━━━ Extracted material
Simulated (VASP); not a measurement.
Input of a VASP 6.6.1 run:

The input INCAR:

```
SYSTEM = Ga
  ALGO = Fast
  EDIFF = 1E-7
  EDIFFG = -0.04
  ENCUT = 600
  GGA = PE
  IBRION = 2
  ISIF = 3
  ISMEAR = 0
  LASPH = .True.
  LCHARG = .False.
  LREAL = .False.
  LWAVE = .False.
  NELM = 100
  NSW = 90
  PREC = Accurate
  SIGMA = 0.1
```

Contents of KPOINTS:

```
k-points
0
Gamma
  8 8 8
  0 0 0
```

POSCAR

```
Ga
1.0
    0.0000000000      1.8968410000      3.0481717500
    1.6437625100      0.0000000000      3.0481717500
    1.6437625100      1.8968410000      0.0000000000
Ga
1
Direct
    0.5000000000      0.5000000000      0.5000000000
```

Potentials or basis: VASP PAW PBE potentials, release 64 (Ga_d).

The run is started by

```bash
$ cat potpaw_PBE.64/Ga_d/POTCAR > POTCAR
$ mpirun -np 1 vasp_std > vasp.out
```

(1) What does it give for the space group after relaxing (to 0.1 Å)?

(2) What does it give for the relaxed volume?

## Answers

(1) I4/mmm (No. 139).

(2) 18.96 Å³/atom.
━━━━━━

The records above must be retyped in full, exactly.

Simulated (VASP); not a measurement.
Input of a VASP 6.6.1 run:

The input INCAR:

```
SYSTEM = Ga
  ALGO = Fast
  EDIFF = 1E-7
  EDIFFG = -0.04
  ENCUT = 600
  GGA = PE
  IBRION = 2
  ISIF = 3
  ISMEAR = 0
  LASPH = .True.
  LCHARG = .False.
  LREAL = .False.
  LWAVE = .False.
  NELM = 100
  NSW = 90
  PREC = Accurate
  SIGMA = 0.1
```

Contents of KPOINTS:

```
k-points
0
Gamma
  8 8 8
  0 0 0
```

POSCAR

```
Ga
1.0
    0.0000000000      1.8968410000      3.0481717500
    1.6437625100      0.0000000000      3.0481717500
    1.6437625100      1.8968410000      0.0000000000
Ga
1
Direct
    0.5000000000      0.5000000000      0.5000000000
```

Potentials or basis: VASP PAW PBE potentials, release 64 (Ga_d).

The run is started by

```bash
$ cat potpaw_PBE.64/Ga_d/POTCAR > POTCAR
$ mpirun -np 1 vasp_std > vasp.out
```

(1) What does it give for the space group after relaxing (to 0.1 Å)?

(2) What does it give for the relaxed volume?

## Answers

(1) I4/mmm (No. 139).

(2) 18.96 Å³/atom.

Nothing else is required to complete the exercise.